ASSIGNED TASK
Take the material below from its first line through the line containing "## Step 1: The structure to begin with" and, please, write those lines again exactly.

:: MATERIAL PROVIDED ::
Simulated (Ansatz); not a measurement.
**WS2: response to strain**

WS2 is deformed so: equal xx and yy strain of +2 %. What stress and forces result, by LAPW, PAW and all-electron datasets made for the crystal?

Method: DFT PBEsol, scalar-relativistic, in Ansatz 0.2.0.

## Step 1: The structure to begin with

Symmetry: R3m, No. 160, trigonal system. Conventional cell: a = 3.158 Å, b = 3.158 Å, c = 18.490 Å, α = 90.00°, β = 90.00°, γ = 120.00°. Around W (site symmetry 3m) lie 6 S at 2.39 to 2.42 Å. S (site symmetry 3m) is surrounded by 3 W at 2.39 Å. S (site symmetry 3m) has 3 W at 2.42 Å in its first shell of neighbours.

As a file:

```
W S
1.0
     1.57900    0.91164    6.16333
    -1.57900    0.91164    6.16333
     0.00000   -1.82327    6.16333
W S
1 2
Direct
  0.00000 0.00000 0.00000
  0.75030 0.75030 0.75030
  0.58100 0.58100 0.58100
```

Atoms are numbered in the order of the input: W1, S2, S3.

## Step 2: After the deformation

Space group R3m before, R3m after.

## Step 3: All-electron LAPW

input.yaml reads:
:::

EXERCISE ANSWER
Simulated (Ansatz); not a measurement.
**WS2: response to strain**

WS2 is deformed so: equal xx and yy strain of +2 %. What stress and forces result, by LAPW, PAW and all-electron datasets made for the crystal?

Method: DFT PBEsol, scalar-relativistic, in Ansatz 0.2.0.

## Step 1: The structure to begin with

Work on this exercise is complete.